**ACTION ITEM**
For the entries below, the result should be an exact transcription of the lines from the one with "The run is started by" up to and including the one with "Estimate the wall time of this run.", and only those.

----- EXCERPTED DATA -----

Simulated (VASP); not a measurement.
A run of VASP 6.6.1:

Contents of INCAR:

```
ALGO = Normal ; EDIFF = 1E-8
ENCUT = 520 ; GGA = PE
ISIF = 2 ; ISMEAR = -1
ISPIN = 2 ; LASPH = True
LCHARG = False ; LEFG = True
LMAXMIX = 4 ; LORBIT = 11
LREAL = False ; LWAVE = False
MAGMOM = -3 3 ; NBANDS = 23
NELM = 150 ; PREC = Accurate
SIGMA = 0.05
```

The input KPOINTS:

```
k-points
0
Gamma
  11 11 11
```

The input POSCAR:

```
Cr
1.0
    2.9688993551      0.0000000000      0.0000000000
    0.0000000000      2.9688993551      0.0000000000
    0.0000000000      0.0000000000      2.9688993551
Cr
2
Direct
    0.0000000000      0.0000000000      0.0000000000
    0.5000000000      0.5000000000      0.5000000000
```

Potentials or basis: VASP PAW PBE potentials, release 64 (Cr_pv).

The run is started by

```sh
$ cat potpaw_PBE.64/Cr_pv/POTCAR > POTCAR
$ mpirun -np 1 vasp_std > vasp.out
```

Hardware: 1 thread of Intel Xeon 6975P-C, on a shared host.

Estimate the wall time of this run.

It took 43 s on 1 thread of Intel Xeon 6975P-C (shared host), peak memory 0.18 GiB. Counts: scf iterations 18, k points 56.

-----

**PROBLEM SOLUTION**
The run is started by

```sh
$ cat potpaw_PBE.64/Cr_pv/POTCAR > POTCAR
$ mpirun -np 1 vasp_std > vasp.out
```

Hardware: 1 thread of Intel Xeon 6975P-C, on a shared host.

Estimate the wall time of this run.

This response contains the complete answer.